━━━━━━━━

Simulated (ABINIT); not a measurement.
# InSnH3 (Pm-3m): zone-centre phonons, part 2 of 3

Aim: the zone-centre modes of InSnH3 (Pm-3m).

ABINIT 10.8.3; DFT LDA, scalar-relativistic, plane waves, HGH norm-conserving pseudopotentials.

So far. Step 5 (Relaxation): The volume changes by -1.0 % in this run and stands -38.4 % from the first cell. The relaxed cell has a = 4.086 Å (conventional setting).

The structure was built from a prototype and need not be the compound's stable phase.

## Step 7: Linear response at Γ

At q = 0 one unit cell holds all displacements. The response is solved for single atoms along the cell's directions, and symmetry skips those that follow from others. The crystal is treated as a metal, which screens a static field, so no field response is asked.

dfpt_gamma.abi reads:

━━━━━━━━

## WORK INSTRUCTION
Which lines run from the first of the listing to the line containing "At q = 0 one"? Reproduce those exactly, both ends included.

## WRITTEN REPLY
Simulated (ABINIT); not a measurement.
# InSnH3 (Pm-3m): zone-centre phonons, part 2 of 3

Aim: the zone-centre modes of InSnH3 (Pm-3m).

ABINIT 10.8.3; DFT LDA, scalar-relativistic, plane waves, HGH norm-conserving pseudopotentials.

So far. Step 5 (Relaxation): The volume changes by -1.0 % in this run and stands -38.4 % from the first cell. The relaxed cell has a = 4.086 Å (conventional setting).

The structure was built from a prototype and need not be the compound's stable phase.

## Step 7: Linear response at Γ

At q = 0 one unit cell holds all displacements. The response is solved for single atoms along the cell's directions, and symmetry skips those that follow from others. The crystal is treated as a metal, which screens a static field, so no field response is asked.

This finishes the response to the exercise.